-- Opening Marker --

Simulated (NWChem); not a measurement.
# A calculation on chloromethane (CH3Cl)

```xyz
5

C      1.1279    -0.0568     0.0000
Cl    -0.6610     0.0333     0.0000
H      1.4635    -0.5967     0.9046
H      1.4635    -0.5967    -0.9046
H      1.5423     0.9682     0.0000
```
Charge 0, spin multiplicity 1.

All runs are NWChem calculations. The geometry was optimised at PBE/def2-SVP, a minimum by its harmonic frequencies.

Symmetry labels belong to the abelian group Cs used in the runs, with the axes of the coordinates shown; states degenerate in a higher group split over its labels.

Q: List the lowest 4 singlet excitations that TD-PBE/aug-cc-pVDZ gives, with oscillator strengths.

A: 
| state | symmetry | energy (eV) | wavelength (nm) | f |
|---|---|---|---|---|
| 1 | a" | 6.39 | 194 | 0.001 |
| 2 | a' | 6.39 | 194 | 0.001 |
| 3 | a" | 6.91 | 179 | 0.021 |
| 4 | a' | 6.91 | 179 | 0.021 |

-- Closing Marker --

Brief
Print, exactly as written, the first line of the records above and each line after it until the line with "Symmetry labels belong", which is printed too.

Answer section
Simulated (NWChem); not a measurement.
# A calculation on chloromethane (CH3Cl)

```xyz
5

C      1.1279    -0.0568     0.0000
Cl    -0.6610     0.0333     0.0000
H      1.4635    -0.5967     0.9046
H      1.4635    -0.5967    -0.9046
H      1.5423     0.9682     0.0000
```
Charge 0, spin multiplicity 1.

All runs are NWChem calculations. The geometry was optimised at PBE/def2-SVP, a minimum by its harmonic frequencies.

Symmetry labels belong to the abelian group Cs used in the runs, with the axes of the coordinates shown; states degenerate in a higher group split over its labels.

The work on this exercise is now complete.